####

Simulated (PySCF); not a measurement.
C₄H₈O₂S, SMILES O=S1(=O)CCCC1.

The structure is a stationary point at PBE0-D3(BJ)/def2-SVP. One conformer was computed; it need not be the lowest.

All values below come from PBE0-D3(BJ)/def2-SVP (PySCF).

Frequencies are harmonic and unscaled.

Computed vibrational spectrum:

####

→ Work order
Give again, exactly as written, the lines running from the first line of the data above through the line that contains "Frequencies are harmonic and unscaled.".

→ Task output
Simulated (PySCF); not a measurement.
C₄H₈O₂S, SMILES O=S1(=O)CCCC1.

The structure is a stationary point at PBE0-D3(BJ)/def2-SVP. One conformer was computed; it need not be the lowest.

All values below come from PBE0-D3(BJ)/def2-SVP (PySCF).

Frequencies are harmonic and unscaled.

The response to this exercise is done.